EXERCISE:
Give back every line of the data, transcribed exactly.

====

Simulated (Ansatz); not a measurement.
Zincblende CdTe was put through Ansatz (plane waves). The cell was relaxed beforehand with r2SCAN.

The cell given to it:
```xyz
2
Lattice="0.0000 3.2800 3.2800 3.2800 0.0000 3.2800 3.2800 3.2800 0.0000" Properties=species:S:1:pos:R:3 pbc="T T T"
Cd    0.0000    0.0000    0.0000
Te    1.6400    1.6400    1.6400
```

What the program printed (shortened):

====

WORKED SOLUTION:
Simulated (Ansatz); not a measurement.
Zincblende CdTe was put through Ansatz (plane waves). The cell was relaxed beforehand with r2SCAN.

The cell given to it:
```xyz
2
Lattice="0.0000 3.2800 3.2800 3.2800 0.0000 3.2800 3.2800 3.2800 0.0000" Properties=species:S:1:pos:R:3 pbc="T T T"
Cd    0.0000    0.0000    0.0000
Te    1.6400    1.6400    1.6400
```

What the program printed (shortened):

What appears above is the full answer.